§ ACTION ITEM
Below are some entries; can you quote all of them exactly?

* * * * * * *

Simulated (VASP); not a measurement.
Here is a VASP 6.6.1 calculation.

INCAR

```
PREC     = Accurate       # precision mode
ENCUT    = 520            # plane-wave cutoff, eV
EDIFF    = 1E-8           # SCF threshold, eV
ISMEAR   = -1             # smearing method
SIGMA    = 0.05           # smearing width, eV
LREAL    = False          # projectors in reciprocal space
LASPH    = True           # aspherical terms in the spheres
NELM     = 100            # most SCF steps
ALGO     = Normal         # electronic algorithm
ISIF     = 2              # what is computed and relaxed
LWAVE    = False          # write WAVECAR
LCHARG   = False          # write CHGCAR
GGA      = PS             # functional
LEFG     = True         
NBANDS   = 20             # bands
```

* * * * * * *

§ ANSWER BOX
Simulated (VASP); not a measurement.
Here is a VASP 6.6.1 calculation.

INCAR

```
PREC     = Accurate       # precision mode
ENCUT    = 520            # plane-wave cutoff, eV
EDIFF    = 1E-8           # SCF threshold, eV
ISMEAR   = -1             # smearing method
SIGMA    = 0.05           # smearing width, eV
LREAL    = False          # projectors in reciprocal space
LASPH    = True           # aspherical terms in the spheres
NELM     = 100            # most SCF steps
ALGO     = Normal         # electronic algorithm
ISIF     = 2              # what is computed and relaxed
LWAVE    = False          # write WAVECAR
LCHARG   = False          # write CHGCAR
GGA      = PS             # functional
LEFG     = True         
NBANDS   = 20             # bands
```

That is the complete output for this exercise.